--- Extracted material Enclosed Below ---
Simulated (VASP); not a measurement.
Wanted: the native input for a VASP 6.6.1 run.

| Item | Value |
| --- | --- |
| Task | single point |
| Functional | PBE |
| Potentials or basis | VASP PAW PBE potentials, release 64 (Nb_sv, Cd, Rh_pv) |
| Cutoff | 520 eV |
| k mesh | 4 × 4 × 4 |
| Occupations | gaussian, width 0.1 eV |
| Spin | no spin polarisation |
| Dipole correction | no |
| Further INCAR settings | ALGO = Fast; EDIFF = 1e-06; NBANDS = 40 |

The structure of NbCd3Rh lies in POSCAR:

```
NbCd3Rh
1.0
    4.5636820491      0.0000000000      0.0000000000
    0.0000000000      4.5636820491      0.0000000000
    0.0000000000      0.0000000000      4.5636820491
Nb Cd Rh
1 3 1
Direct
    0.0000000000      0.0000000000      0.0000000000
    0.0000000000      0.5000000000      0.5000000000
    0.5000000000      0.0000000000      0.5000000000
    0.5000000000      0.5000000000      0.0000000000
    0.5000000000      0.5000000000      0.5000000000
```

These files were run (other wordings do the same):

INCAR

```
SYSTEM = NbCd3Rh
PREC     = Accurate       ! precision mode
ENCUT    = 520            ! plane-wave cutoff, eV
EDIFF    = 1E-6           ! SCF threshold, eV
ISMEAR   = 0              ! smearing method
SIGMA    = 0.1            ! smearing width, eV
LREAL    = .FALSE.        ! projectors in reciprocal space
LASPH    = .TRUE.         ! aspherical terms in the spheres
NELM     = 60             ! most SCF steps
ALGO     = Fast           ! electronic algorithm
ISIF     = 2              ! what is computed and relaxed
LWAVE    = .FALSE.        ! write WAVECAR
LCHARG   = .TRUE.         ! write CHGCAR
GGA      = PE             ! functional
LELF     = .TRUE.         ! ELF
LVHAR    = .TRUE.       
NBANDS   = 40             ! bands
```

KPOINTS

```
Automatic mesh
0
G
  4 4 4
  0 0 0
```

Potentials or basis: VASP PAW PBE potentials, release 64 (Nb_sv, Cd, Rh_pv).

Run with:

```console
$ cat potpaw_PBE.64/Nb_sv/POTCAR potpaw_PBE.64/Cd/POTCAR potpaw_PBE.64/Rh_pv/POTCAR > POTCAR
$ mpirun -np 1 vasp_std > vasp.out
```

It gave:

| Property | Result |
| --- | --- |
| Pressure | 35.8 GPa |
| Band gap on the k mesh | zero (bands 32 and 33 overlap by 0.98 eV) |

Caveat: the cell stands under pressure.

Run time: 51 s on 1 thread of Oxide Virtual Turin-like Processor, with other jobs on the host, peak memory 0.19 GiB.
--- End of Enclosed Extracted material ---

# Work instruction:
Exact duplication is required for the lines above, from the line that contains "Potentials or basis: VASP" to the line that contains "Caveat: the cell stands under pressure.", inclusive; omit all others.

# Answer box:
Potentials or basis: VASP PAW PBE potentials, release 64 (Nb_sv, Cd, Rh_pv).

Run with:

```console
$ cat potpaw_PBE.64/Nb_sv/POTCAR potpaw_PBE.64/Cd/POTCAR potpaw_PBE.64/Rh_pv/POTCAR > POTCAR
$ mpirun -np 1 vasp_std > vasp.out
```

It gave:

| Property | Result |
| --- | --- |
| Pressure | 35.8 GPa |
| Band gap on the k mesh | zero (bands 32 and 33 overlap by 0.98 eV) |

Caveat: the cell stands under pressure.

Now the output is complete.